■ GIVEN INFORMATION
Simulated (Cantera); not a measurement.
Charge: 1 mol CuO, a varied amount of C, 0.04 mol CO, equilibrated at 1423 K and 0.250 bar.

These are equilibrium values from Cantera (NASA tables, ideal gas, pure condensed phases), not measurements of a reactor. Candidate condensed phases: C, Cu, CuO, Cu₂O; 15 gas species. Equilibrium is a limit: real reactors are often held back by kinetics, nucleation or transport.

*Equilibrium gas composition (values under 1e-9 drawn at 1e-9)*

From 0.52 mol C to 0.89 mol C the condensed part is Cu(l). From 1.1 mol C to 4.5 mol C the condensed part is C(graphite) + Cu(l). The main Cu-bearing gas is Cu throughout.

■ ASSIGNED TASK
What's required is that all of the material be returned exactly.

■ WORKED SOLUTION
Simulated (Cantera); not a measurement.
Charge: 1 mol CuO, a varied amount of C, 0.04 mol CO, equilibrated at 1423 K and 0.250 bar.

These are equilibrium values from Cantera (NASA tables, ideal gas, pure condensed phases), not measurements of a reactor. Candidate condensed phases: C, Cu, CuO, Cu₂O; 15 gas species. Equilibrium is a limit: real reactors are often held back by kinetics, nucleation or transport.

*Equilibrium gas composition (values under 1e-9 drawn at 1e-9)*

From 0.52 mol C to 0.89 mol C the condensed part is Cu(l). From 1.1 mol C to 4.5 mol C the condensed part is C(graphite) + Cu(l). The main Cu-bearing gas is Cu throughout.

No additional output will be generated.